########################################

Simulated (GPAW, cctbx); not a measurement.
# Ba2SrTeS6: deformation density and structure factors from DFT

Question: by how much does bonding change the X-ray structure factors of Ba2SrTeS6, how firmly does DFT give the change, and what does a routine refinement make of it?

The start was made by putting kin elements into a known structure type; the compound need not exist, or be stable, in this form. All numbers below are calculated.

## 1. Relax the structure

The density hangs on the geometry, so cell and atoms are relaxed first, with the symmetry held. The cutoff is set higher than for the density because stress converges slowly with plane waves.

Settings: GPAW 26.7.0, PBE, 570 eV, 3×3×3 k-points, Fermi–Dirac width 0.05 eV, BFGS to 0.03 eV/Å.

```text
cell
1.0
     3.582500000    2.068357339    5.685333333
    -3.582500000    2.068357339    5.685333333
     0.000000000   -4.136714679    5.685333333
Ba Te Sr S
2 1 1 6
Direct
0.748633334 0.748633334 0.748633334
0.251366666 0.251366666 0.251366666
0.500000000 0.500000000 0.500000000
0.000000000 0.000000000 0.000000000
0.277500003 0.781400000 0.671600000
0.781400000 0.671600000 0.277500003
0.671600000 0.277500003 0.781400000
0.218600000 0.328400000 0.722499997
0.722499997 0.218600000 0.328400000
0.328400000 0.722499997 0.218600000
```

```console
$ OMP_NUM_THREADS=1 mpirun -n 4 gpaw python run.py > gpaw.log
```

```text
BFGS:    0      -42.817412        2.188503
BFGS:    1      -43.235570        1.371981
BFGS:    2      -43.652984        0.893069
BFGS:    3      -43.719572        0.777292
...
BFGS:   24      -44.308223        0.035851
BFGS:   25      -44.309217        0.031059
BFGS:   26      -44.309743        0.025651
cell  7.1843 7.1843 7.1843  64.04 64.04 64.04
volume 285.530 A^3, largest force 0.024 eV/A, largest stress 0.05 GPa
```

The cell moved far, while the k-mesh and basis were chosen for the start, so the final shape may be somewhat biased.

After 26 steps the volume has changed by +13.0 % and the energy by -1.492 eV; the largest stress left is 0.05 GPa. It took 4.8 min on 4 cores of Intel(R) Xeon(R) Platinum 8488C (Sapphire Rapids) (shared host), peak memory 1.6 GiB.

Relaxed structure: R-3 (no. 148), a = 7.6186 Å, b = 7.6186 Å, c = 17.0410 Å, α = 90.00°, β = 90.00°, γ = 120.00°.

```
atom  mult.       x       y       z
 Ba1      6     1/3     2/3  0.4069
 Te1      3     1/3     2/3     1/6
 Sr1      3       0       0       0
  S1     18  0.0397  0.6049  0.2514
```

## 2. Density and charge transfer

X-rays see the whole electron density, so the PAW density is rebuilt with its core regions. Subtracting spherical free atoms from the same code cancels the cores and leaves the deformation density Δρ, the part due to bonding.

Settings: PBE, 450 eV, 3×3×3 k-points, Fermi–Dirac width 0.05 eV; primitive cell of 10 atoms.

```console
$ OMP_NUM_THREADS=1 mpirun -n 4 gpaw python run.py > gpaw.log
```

########################################

REQUIREMENT ::
Quote the records from their first line to the line with "Question: by how", inclusive, without adding or dropping anything.

WORKED SOLUTION ::
Simulated (GPAW, cctbx); not a measurement.
# Ba2SrTeS6: deformation density and structure factors from DFT

Question: by how much does bonding change the X-ray structure factors of Ba2SrTeS6, how firmly does DFT give the change, and what does a routine refinement make of it?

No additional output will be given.